Activity> Your output should be the lines from the start of the data through the line containing "D. def2-QZVPP", exactly and nothing more.

Provided material>
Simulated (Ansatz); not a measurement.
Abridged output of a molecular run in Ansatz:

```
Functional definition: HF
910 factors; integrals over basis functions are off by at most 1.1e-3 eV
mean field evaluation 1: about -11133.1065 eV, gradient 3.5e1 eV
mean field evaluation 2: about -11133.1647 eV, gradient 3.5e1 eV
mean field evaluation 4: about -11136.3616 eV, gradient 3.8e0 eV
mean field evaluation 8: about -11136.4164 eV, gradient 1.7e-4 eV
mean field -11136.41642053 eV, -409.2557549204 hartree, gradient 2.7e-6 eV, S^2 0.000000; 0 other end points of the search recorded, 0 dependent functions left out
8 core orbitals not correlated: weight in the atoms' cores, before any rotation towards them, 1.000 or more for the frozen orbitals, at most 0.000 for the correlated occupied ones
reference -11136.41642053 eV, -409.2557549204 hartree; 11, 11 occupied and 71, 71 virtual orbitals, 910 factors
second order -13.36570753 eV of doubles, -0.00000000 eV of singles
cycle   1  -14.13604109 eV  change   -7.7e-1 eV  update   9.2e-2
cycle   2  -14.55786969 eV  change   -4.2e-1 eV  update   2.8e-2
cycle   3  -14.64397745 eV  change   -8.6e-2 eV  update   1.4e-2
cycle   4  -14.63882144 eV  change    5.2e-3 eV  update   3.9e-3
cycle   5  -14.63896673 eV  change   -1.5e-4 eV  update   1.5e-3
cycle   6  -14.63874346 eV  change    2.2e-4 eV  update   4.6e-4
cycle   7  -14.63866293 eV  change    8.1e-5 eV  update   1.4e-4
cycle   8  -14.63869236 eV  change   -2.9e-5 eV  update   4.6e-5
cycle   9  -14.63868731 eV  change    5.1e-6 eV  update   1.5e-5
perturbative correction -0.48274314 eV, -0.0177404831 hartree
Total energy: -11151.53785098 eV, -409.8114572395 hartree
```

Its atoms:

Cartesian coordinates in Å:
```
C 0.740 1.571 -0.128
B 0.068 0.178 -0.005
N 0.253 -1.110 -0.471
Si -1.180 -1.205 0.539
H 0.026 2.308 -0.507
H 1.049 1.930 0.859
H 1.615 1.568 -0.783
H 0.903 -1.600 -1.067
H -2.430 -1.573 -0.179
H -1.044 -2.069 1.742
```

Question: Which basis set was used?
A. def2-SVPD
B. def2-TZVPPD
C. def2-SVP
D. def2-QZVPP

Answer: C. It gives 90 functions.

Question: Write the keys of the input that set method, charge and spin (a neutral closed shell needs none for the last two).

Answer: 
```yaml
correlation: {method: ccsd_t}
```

Answer box>
Simulated (Ansatz); not a measurement.
Abridged output of a molecular run in Ansatz:

```
Functional definition: HF
910 factors; integrals over basis functions are off by at most 1.1e-3 eV
mean field evaluation 1: about -11133.1065 eV, gradient 3.5e1 eV
mean field evaluation 2: about -11133.1647 eV, gradient 3.5e1 eV
mean field evaluation 4: about -11136.3616 eV, gradient 3.8e0 eV
mean field evaluation 8: about -11136.4164 eV, gradient 1.7e-4 eV
mean field -11136.41642053 eV, -409.2557549204 hartree, gradient 2.7e-6 eV, S^2 0.000000; 0 other end points of the search recorded, 0 dependent functions left out
8 core orbitals not correlated: weight in the atoms' cores, before any rotation towards them, 1.000 or more for the frozen orbitals, at most 0.000 for the correlated occupied ones
reference -11136.41642053 eV, -409.2557549204 hartree; 11, 11 occupied and 71, 71 virtual orbitals, 910 factors
second order -13.36570753 eV of doubles, -0.00000000 eV of singles
cycle   1  -14.13604109 eV  change   -7.7e-1 eV  update   9.2e-2
cycle   2  -14.55786969 eV  change   -4.2e-1 eV  update   2.8e-2
cycle   3  -14.64397745 eV  change   -8.6e-2 eV  update   1.4e-2
cycle   4  -14.63882144 eV  change    5.2e-3 eV  update   3.9e-3
cycle   5  -14.63896673 eV  change   -1.5e-4 eV  update   1.5e-3
cycle   6  -14.63874346 eV  change    2.2e-4 eV  update   4.6e-4
cycle   7  -14.63866293 eV  change    8.1e-5 eV  update   1.4e-4
cycle   8  -14.63869236 eV  change   -2.9e-5 eV  update   4.6e-5
cycle   9  -14.63868731 eV  change    5.1e-6 eV  update   1.5e-5
perturbative correction -0.48274314 eV, -0.0177404831 hartree
Total energy: -11151.53785098 eV, -409.8114572395 hartree
```

Its atoms:

Cartesian coordinates in Å:
```
C 0.740 1.571 -0.128
B 0.068 0.178 -0.005
N 0.253 -1.110 -0.471
Si -1.180 -1.205 0.539
H 0.026 2.308 -0.507
H 1.049 1.930 0.859
H 1.615 1.568 -0.783
H 0.903 -1.600 -1.067
H -2.430 -1.573 -0.179
H -1.044 -2.069 1.742
```

Question: Which basis set was used?
A. def2-SVPD
B. def2-TZVPPD
C. def2-SVP
D. def2-QZVPP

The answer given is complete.